────

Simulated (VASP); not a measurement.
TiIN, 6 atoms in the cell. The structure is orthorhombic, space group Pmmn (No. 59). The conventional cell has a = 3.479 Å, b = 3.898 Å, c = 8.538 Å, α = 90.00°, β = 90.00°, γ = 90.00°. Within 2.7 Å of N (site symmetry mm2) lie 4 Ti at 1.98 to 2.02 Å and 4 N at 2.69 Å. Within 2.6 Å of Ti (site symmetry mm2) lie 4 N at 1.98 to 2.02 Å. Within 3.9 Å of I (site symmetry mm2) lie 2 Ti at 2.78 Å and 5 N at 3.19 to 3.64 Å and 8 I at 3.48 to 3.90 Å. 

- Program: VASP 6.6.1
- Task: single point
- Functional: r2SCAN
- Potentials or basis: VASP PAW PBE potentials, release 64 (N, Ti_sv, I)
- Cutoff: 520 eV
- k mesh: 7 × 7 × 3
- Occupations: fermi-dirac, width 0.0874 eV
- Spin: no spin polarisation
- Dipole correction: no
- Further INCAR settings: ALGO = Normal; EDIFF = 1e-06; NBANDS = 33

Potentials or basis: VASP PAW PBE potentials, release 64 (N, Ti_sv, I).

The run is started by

────

__Activity__
Return only the lines from the beginning of the material up to and including the line with "(N, Ti_sv, I).", exactly as written.

__Task solution__
Simulated (VASP); not a measurement.
TiIN, 6 atoms in the cell. The structure is orthorhombic, space group Pmmn (No. 59). The conventional cell has a = 3.479 Å, b = 3.898 Å, c = 8.538 Å, α = 90.00°, β = 90.00°, γ = 90.00°. Within 2.7 Å of N (site symmetry mm2) lie 4 Ti at 1.98 to 2.02 Å and 4 N at 2.69 Å. Within 2.6 Å of Ti (site symmetry mm2) lie 4 N at 1.98 to 2.02 Å. Within 3.9 Å of I (site symmetry mm2) lie 2 Ti at 2.78 Å and 5 N at 3.19 to 3.64 Å and 8 I at 3.48 to 3.90 Å. 

- Program: VASP 6.6.1
- Task: single point
- Functional: r2SCAN
- Potentials or basis: VASP PAW PBE potentials, release 64 (N, Ti_sv, I)
- Cutoff: 520 eV
- k mesh: 7 × 7 × 3
- Occupations: fermi-dirac, width 0.0874 eV
- Spin: no spin polarisation
- Dipole correction: no
- Further INCAR settings: ALGO = Normal; EDIFF = 1e-06; NBANDS = 33

Potentials or basis: VASP PAW PBE potentials, release 64 (N, Ti_sv, I).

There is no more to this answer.